○ ○ ○ ○ ○
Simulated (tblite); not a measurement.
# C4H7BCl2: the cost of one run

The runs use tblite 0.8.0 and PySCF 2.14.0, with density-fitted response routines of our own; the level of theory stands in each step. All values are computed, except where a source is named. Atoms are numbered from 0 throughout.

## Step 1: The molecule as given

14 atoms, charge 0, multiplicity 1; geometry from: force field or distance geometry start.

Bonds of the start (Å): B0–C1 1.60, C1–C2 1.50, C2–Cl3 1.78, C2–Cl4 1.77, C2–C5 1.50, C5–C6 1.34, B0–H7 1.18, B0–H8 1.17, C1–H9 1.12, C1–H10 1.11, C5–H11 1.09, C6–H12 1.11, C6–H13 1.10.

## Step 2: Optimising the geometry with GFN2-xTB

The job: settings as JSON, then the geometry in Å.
○ ○ ○ ○ ○

| Exercise |
Could you print all of the entries again exactly as they stand?

| Task answer |
Simulated (tblite); not a measurement.
# C4H7BCl2: the cost of one run

The runs use tblite 0.8.0 and PySCF 2.14.0, with density-fitted response routines of our own; the level of theory stands in each step. All values are computed, except where a source is named. Atoms are numbered from 0 throughout.

## Step 1: The molecule as given

14 atoms, charge 0, multiplicity 1; geometry from: force field or distance geometry start.

Bonds of the start (Å): B0–C1 1.60, C1–C2 1.50, C2–Cl3 1.78, C2–Cl4 1.77, C2–C5 1.50, C5–C6 1.34, B0–H7 1.18, B0–H8 1.17, C1–H9 1.12, C1–H10 1.11, C5–H11 1.09, C6–H12 1.11, C6–H13 1.10.

## Step 2: Optimising the geometry with GFN2-xTB

The job: settings as JSON, then the geometry in Å.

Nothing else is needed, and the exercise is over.